### Input data
★ ★ ★ ★ ★ ★ ★
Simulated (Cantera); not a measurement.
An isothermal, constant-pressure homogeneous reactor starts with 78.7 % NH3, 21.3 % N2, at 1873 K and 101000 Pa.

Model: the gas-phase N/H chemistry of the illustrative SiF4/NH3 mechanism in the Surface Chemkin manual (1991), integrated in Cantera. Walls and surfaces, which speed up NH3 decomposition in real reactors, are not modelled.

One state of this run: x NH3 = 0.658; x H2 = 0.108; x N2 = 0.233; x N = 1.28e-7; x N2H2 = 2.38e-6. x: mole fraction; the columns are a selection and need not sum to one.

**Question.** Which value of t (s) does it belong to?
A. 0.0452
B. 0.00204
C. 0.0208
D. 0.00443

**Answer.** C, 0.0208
★ ★ ★ ★ ★ ★ ★

### Action item
The lines from the first of the entries through the line holding "An isothermal, constant-pressure" are to be restated word for word, and no others.

### Answer area
Simulated (Cantera); not a measurement.
An isothermal, constant-pressure homogeneous reactor starts with 78.7 % NH3, 21.3 % N2, at 1873 K and 101000 Pa.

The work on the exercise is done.